» **GIVEN INFORMATION**
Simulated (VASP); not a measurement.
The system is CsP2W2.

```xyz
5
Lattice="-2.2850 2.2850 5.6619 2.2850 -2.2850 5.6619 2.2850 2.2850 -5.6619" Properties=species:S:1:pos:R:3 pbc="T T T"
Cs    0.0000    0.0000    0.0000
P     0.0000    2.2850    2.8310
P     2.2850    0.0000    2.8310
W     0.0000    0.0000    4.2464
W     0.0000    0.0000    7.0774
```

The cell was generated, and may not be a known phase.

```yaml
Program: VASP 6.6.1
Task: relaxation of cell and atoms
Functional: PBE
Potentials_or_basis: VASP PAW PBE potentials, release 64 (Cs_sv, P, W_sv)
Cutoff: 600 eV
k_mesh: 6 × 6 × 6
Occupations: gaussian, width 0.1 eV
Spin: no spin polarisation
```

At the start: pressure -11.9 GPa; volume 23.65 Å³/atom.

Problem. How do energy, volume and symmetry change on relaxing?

» **WORK ITEM**
Only one stretch of the data above is needed. Restate it word for word, from the line containing "The cell was" through the line containing "At the start: pressure", both ends included.

» **SOLUTION**
The cell was generated, and may not be a known phase.

```yaml
Program: VASP 6.6.1
Task: relaxation of cell and atoms
Functional: PBE
Potentials_or_basis: VASP PAW PBE potentials, release 64 (Cs_sv, P, W_sv)
Cutoff: 600 eV
k_mesh: 6 × 6 × 6
Occupations: gaussian, width 0.1 eV
Spin: no spin polarisation
```

At the start: pressure -11.9 GPa; volume 23.65 Å³/atom.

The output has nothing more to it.